## [Dataset entries]
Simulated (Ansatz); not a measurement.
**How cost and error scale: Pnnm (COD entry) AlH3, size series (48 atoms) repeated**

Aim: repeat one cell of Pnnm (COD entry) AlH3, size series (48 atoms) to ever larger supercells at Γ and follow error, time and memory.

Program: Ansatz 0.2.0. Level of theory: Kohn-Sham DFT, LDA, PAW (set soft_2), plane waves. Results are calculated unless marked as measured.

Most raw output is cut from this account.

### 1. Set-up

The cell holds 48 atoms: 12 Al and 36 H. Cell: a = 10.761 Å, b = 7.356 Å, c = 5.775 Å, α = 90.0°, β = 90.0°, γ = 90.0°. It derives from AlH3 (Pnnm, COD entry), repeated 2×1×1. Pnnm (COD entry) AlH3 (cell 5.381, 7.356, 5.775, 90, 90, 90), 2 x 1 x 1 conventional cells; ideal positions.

## [Required action]
Your task is to give the records above again, exactly.

## [Exercise solution]
Simulated (Ansatz); not a measurement.
**How cost and error scale: Pnnm (COD entry) AlH3, size series (48 atoms) repeated**

Aim: repeat one cell of Pnnm (COD entry) AlH3, size series (48 atoms) to ever larger supercells at Γ and follow error, time and memory.

Program: Ansatz 0.2.0. Level of theory: Kohn-Sham DFT, LDA, PAW (set soft_2), plane waves. Results are calculated unless marked as measured.

Most raw output is cut from this account.

### 1. Set-up

The cell holds 48 atoms: 12 Al and 36 H. Cell: a = 10.761 Å, b = 7.356 Å, c = 5.775 Å, α = 90.0°, β = 90.0°, γ = 90.0°. It derives from AlH3 (Pnnm, COD entry), repeated 2×1×1. Pnnm (COD entry) AlH3 (cell 5.381, 7.356, 5.775, 90, 90, 90), 2 x 1 x 1 conventional cells; ideal positions.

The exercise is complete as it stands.